=== Begin Enclosure ===
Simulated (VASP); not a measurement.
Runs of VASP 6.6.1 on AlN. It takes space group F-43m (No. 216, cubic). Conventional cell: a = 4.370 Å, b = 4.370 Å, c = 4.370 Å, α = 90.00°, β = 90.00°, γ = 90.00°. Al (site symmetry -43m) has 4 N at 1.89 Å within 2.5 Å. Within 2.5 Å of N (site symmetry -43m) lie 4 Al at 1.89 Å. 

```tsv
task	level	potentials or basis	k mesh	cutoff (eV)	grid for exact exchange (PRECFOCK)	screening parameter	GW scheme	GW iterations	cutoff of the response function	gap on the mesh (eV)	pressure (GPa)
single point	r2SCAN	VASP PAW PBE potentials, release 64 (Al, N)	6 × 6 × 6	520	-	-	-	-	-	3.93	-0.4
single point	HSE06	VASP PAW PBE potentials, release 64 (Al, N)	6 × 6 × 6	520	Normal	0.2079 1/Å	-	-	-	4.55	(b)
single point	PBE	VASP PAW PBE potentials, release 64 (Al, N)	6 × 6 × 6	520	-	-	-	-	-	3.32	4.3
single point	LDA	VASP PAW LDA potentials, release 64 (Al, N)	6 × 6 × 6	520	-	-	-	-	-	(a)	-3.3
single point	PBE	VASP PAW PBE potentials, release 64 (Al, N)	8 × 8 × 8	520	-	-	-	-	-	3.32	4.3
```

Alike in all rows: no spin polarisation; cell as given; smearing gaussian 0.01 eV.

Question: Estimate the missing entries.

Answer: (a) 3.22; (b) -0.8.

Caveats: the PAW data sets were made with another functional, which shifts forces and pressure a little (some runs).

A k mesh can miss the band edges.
=== End Enclosure ===

__Action item__
Set down, from the entries above, exactly the lines from the one with "Question: Estimate the missing entries." up to and including the one with "Caveats: the PAW", and no other lines.

__Solution__
Question: Estimate the missing entries.

Answer: (a) 3.22; (b) -0.8.

Caveats: the PAW data sets were made with another functional, which shifts forces and pressure a little (some runs).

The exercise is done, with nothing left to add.